REQUIREMENT →
Scan the records below for the line containing "Program: VASP 6.6.1" and the line containing "Caveats: semilocal functionals". Copy both, plus every line between, exactly.

BEGIN

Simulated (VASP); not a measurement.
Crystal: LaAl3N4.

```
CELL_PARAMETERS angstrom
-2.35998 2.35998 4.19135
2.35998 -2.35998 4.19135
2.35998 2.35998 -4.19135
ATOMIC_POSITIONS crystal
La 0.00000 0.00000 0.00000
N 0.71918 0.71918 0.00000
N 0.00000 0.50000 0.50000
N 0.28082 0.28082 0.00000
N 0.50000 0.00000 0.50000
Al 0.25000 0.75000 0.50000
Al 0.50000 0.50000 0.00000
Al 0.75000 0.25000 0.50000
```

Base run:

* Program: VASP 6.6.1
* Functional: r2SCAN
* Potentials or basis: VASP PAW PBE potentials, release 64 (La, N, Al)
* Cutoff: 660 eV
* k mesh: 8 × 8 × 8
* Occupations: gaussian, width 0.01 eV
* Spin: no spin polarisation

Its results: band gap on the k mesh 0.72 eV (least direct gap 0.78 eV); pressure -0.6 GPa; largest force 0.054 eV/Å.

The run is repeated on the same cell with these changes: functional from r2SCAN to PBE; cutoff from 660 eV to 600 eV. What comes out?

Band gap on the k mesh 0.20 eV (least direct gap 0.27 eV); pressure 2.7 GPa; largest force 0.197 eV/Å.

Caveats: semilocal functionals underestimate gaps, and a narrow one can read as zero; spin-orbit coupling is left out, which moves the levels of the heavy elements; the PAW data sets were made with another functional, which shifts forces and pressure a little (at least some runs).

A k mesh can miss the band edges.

END

RESPONSE AREA →
* Program: VASP 6.6.1
* Functional: r2SCAN
* Potentials or basis: VASP PAW PBE potentials, release 64 (La, N, Al)
* Cutoff: 660 eV
* k mesh: 8 × 8 × 8
* Occupations: gaussian, width 0.01 eV
* Spin: no spin polarisation

Its results: band gap on the k mesh 0.72 eV (least direct gap 0.78 eV); pressure -0.6 GPa; largest force 0.054 eV/Å.

The run is repeated on the same cell with these changes: functional from r2SCAN to PBE; cutoff from 660 eV to 600 eV. What comes out?

Band gap on the k mesh 0.20 eV (least direct gap 0.27 eV); pressure 2.7 GPa; largest force 0.197 eV/Å.

Caveats: semilocal functionals underestimate gaps, and a narrow one can read as zero; spin-orbit coupling is left out, which moves the levels of the heavy elements; the PAW data sets were made with another functional, which shifts forces and pressure a little (at least some runs).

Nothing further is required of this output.